• _EXERCISE_: Looking at the listing below, retype exactly the lines starting at the one containing "These are LDA" and ending at the one containing "band gap (on the k-mesh): none", both included, and nothing else.

===== STUDY MATERIAL =====

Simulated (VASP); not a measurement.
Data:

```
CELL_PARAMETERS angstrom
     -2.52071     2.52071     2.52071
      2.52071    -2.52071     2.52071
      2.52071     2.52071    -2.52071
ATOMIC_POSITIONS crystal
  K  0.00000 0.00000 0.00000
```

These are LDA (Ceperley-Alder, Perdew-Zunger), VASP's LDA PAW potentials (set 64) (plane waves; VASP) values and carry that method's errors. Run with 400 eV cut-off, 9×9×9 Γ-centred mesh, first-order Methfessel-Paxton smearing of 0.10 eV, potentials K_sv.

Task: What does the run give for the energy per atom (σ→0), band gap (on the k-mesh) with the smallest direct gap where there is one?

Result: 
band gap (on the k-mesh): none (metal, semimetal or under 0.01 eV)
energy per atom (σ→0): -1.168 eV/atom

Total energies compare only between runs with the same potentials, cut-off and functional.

=====

• _EXERCISE ANSWER_:
These are LDA (Ceperley-Alder, Perdew-Zunger), VASP's LDA PAW potentials (set 64) (plane waves; VASP) values and carry that method's errors. Run with 400 eV cut-off, 9×9×9 Γ-centred mesh, first-order Methfessel-Paxton smearing of 0.10 eV, potentials K_sv.

Task: What does the run give for the energy per atom (σ→0), band gap (on the k-mesh) with the smallest direct gap where there is one?

Result: 
band gap (on the k-mesh): none (metal, semimetal or under 0.01 eV)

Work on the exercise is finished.